___
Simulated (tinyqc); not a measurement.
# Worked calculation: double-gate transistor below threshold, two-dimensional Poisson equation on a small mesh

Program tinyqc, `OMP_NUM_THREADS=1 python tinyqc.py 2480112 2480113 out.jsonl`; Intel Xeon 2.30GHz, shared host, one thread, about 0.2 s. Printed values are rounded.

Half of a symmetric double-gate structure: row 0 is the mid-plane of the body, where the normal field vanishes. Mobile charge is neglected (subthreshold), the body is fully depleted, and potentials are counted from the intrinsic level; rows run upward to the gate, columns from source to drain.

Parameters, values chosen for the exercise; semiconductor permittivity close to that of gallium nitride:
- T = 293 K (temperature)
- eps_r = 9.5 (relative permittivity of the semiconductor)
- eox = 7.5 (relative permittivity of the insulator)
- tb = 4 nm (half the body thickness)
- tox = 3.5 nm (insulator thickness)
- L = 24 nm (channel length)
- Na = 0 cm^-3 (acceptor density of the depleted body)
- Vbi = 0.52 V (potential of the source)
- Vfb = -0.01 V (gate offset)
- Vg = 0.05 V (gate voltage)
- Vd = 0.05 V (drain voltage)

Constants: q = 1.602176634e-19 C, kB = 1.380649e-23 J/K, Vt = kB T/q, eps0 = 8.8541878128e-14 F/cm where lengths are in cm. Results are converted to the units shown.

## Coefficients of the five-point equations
___

-- Work request --
Return the data in full, with each line kept exactly as it is.

-- Exercise response --
Simulated (tinyqc); not a measurement.
# Worked calculation: double-gate transistor below threshold, two-dimensional Poisson equation on a small mesh

Program tinyqc, `OMP_NUM_THREADS=1 python tinyqc.py 2480112 2480113 out.jsonl`; Intel Xeon 2.30GHz, shared host, one thread, about 0.2 s. Printed values are rounded.

Half of a symmetric double-gate structure: row 0 is the mid-plane of the body, where the normal field vanishes. Mobile charge is neglected (subthreshold), the body is fully depleted, and potentials are counted from the intrinsic level; rows run upward to the gate, columns from source to drain.

Parameters, values chosen for the exercise; semiconductor permittivity close to that of gallium nitride:
- T = 293 K (temperature)
- eps_r = 9.5 (relative permittivity of the semiconductor)
- eox = 7.5 (relative permittivity of the insulator)
- tb = 4 nm (half the body thickness)
- tox = 3.5 nm (insulator thickness)
- L = 24 nm (channel length)
- Na = 0 cm^-3 (acceptor density of the depleted body)
- Vbi = 0.52 V (potential of the source)
- Vfb = -0.01 V (gate offset)
- Vg = 0.05 V (gate voltage)
- Vd = 0.05 V (drain voltage)

Constants: q = 1.602176634e-19 C, kB = 1.380649e-23 J/K, Vt = kB T/q, eps0 = 8.8541878128e-14 F/cm where lengths are in cm. Results are converted to the units shown.

## Coefficients of the five-point equations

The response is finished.